Segment Open

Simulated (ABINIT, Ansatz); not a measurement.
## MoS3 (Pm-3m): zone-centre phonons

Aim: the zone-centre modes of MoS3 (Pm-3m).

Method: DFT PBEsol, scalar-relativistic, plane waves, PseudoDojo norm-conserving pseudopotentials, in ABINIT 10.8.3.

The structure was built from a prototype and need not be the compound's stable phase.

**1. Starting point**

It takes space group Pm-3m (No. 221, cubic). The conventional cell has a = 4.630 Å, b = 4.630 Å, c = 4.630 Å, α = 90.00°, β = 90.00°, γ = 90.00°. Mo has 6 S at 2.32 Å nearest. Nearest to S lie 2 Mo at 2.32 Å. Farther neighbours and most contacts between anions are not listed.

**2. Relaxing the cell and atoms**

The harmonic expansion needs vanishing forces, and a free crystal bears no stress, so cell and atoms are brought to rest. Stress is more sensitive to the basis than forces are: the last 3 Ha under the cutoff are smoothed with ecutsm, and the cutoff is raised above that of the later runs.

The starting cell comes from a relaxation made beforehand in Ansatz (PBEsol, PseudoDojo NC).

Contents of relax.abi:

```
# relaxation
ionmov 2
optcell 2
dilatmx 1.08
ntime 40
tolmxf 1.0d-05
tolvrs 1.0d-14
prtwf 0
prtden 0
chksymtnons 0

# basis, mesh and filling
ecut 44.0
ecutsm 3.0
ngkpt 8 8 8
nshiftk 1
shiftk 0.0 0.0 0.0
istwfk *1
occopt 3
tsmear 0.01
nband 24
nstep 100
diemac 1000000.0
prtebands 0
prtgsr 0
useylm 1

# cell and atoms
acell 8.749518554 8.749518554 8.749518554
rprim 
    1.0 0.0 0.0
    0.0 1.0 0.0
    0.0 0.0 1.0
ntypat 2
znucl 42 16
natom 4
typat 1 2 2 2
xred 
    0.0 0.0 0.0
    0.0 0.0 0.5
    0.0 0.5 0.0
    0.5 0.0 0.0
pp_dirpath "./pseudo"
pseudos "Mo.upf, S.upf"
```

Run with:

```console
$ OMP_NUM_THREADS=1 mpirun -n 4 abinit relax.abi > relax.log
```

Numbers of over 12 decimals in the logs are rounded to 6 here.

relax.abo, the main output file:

Segment Closed

WORK REQUEST: The stopping point is the line containing "The starting cell". Reproduce exactly every line of the material from the first through that one.

YOUR SOLUTION:
Simulated (ABINIT, Ansatz); not a measurement.
## MoS3 (Pm-3m): zone-centre phonons

Aim: the zone-centre modes of MoS3 (Pm-3m).

Method: DFT PBEsol, scalar-relativistic, plane waves, PseudoDojo norm-conserving pseudopotentials, in ABINIT 10.8.3.

The structure was built from a prototype and need not be the compound's stable phase.

**1. Starting point**

It takes space group Pm-3m (No. 221, cubic). The conventional cell has a = 4.630 Å, b = 4.630 Å, c = 4.630 Å, α = 90.00°, β = 90.00°, γ = 90.00°. Mo has 6 S at 2.32 Å nearest. Nearest to S lie 2 Mo at 2.32 Å. Farther neighbours and most contacts between anions are not listed.

**2. Relaxing the cell and atoms**

The harmonic expansion needs vanishing forces, and a free crystal bears no stress, so cell and atoms are brought to rest. Stress is more sensitive to the basis than forces are: the last 3 Ha under the cutoff are smoothed with ecutsm, and the cutoff is raised above that of the later runs.

The starting cell comes from a relaxation made beforehand in Ansatz (PBEsol, PseudoDojo NC).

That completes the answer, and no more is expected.